+++

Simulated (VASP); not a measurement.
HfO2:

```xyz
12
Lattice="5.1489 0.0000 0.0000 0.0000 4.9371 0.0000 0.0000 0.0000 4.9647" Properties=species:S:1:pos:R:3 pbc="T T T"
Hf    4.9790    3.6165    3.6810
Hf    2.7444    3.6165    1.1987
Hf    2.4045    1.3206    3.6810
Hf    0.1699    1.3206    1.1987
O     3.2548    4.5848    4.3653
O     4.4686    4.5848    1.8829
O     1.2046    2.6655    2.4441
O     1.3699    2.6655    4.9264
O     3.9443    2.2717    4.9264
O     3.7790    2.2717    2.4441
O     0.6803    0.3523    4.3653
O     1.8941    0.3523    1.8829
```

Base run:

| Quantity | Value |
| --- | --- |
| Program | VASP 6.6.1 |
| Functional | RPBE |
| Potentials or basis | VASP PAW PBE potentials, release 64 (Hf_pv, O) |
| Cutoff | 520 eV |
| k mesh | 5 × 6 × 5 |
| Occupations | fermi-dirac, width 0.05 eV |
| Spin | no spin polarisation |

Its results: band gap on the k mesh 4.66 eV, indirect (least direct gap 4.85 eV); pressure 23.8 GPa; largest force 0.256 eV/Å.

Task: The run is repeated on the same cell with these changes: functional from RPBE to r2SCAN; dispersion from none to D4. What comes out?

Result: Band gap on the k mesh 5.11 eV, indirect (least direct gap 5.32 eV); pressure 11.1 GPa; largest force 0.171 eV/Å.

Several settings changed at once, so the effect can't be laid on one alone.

+++

REQUIRED ACTION: Quote in full each line from the top of the records above through the line with "Result: Band gap"; stop after that line.

TASK ANSWER:
Simulated (VASP); not a measurement.
HfO2:

```xyz
12
Lattice="5.1489 0.0000 0.0000 0.0000 4.9371 0.0000 0.0000 0.0000 4.9647" Properties=species:S:1:pos:R:3 pbc="T T T"
Hf    4.9790    3.6165    3.6810
Hf    2.7444    3.6165    1.1987
Hf    2.4045    1.3206    3.6810
Hf    0.1699    1.3206    1.1987
O     3.2548    4.5848    4.3653
O     4.4686    4.5848    1.8829
O     1.2046    2.6655    2.4441
O     1.3699    2.6655    4.9264
O     3.9443    2.2717    4.9264
O     3.7790    2.2717    2.4441
O     0.6803    0.3523    4.3653
O     1.8941    0.3523    1.8829
```

Base run:

| Quantity | Value |
| --- | --- |
| Program | VASP 6.6.1 |
| Functional | RPBE |
| Potentials or basis | VASP PAW PBE potentials, release 64 (Hf_pv, O) |
| Cutoff | 520 eV |
| k mesh | 5 × 6 × 5 |
| Occupations | fermi-dirac, width 0.05 eV |
| Spin | no spin polarisation |

Its results: band gap on the k mesh 4.66 eV, indirect (least direct gap 4.85 eV); pressure 23.8 GPa; largest force 0.256 eV/Å.

Task: The run is repeated on the same cell with these changes: functional from RPBE to r2SCAN; dispersion from none to D4. What comes out?

Result: Band gap on the k mesh 5.11 eV, indirect (least direct gap 5.32 eV); pressure 11.1 GPa; largest force 0.171 eV/Å.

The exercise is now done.